> **Assigned task**:
Could you print every record exactly as it stands?

(Provided records)

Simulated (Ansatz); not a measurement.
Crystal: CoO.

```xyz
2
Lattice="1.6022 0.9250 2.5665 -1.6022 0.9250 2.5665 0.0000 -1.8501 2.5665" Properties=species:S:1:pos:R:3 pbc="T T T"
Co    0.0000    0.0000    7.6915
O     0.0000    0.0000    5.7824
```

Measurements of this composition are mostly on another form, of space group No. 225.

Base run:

(End Provided records)

> **Response**:
Simulated (Ansatz); not a measurement.
Crystal: CoO.

```xyz
2
Lattice="1.6022 0.9250 2.5665 -1.6022 0.9250 2.5665 0.0000 -1.8501 2.5665" Properties=species:S:1:pos:R:3 pbc="T T T"
Co    0.0000    0.0000    7.6915
O     0.0000    0.0000    5.7824
```

Measurements of this composition are mostly on another form, of space group No. 225.

Base run:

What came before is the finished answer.